__Work task__: Only the lines from the first line of the records through the line containing "The starting structure: 15" belong in the answer. Copy them exactly.

__Given entries__:

==*==

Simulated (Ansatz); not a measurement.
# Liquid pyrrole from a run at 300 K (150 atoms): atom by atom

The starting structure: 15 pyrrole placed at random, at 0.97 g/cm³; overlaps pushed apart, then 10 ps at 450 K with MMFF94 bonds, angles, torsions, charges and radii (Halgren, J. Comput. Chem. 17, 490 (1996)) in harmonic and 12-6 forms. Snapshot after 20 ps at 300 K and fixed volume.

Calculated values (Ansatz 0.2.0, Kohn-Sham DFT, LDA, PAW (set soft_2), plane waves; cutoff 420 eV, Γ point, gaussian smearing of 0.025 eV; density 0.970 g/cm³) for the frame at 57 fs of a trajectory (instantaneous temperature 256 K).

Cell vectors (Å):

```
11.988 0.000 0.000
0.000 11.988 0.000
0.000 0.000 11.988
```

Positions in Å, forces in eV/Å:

==*==

__Written response__:
Simulated (Ansatz); not a measurement.
# Liquid pyrrole from a run at 300 K (150 atoms): atom by atom

The starting structure: 15 pyrrole placed at random, at 0.97 g/cm³; overlaps pushed apart, then 10 ps at 450 K with MMFF94 bonds, angles, torsions, charges and radii (Halgren, J. Comput. Chem. 17, 490 (1996)) in harmonic and 12-6 forms. Snapshot after 20 ps at 300 K and fixed volume.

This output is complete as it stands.